· · · · · · ·
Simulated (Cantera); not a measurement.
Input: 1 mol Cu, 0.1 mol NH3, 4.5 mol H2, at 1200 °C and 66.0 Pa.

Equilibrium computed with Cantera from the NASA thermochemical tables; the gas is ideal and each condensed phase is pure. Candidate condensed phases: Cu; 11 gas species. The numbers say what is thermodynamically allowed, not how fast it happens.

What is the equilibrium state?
· · · · · · ·

REQUIRED ACTION ::
Would you please write out the entries again exactly?

EXERCISE ANSWER ::
Simulated (Cantera); not a measurement.
Input: 1 mol Cu, 0.1 mol NH3, 4.5 mol H2, at 1200 °C and 66.0 Pa.

Equilibrium computed with Cantera from the NASA thermochemical tables; the gas is ideal and each condensed phase is pure. Candidate condensed phases: Cu; 11 gas species. The numbers say what is thermodynamically allowed, not how fast it happens.

What is the equilibrium state?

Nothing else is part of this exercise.